Listed records

*** Begin section ***

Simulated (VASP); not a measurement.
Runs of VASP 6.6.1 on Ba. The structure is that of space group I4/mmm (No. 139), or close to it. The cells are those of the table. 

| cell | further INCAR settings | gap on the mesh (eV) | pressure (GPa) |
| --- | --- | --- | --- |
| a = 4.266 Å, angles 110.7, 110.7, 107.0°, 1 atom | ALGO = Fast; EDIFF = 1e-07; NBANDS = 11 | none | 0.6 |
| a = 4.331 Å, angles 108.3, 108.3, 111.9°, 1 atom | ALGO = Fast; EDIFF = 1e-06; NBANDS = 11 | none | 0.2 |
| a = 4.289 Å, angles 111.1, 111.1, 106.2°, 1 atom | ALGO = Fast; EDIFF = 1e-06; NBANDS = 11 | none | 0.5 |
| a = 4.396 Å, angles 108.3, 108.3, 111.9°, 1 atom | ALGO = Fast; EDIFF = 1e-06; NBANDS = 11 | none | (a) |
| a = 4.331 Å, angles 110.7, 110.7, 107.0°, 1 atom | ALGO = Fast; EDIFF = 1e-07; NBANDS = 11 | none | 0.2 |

*** End section ***

Work item
Within the material above, transcribe exactly the lines that run from the line holding "Runs of VASP" through the line holding "none | (a) |".

Exercise result
Runs of VASP 6.6.1 on Ba. The structure is that of space group I4/mmm (No. 139), or close to it. The cells are those of the table. 

| cell | further INCAR settings | gap on the mesh (eV) | pressure (GPa) |
| --- | --- | --- | --- |
| a = 4.266 Å, angles 110.7, 110.7, 107.0°, 1 atom | ALGO = Fast; EDIFF = 1e-07; NBANDS = 11 | none | 0.6 |
| a = 4.331 Å, angles 108.3, 108.3, 111.9°, 1 atom | ALGO = Fast; EDIFF = 1e-06; NBANDS = 11 | none | 0.2 |
| a = 4.289 Å, angles 111.1, 111.1, 106.2°, 1 atom | ALGO = Fast; EDIFF = 1e-06; NBANDS = 11 | none | 0.5 |
| a = 4.396 Å, angles 108.3, 108.3, 111.9°, 1 atom | ALGO = Fast; EDIFF = 1e-06; NBANDS = 11 | none | (a) |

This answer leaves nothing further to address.